◆ SOURCE MATERIAL:
--- START ---

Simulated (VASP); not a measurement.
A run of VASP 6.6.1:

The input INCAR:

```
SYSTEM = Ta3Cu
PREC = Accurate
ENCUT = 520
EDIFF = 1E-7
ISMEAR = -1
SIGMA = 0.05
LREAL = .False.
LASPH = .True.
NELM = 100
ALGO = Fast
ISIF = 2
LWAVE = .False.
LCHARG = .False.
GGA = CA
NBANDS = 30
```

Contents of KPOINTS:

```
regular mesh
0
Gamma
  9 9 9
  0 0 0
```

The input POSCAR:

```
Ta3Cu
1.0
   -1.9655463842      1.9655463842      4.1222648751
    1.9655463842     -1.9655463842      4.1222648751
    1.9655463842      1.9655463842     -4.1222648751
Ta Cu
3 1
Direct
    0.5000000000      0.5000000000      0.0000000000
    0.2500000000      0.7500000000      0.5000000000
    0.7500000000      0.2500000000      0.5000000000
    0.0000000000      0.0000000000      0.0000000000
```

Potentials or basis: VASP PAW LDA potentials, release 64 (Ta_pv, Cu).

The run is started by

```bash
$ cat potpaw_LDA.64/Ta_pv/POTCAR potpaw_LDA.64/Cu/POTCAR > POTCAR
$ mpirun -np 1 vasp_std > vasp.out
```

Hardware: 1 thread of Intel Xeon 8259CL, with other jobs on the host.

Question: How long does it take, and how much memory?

--- END ---

◆ WORK REQUEST: Referring to the material above, set down exactly the lines between the line with "The run is started by" and the line with "Hardware: 1 thread", inclusive, and no other lines.

◆ TASK RESPONSE:
The run is started by

```bash
$ cat potpaw_LDA.64/Ta_pv/POTCAR potpaw_LDA.64/Cu/POTCAR > POTCAR
$ mpirun -np 1 vasp_std > vasp.out
```

Hardware: 1 thread of Intel Xeon 8259CL, with other jobs on the host.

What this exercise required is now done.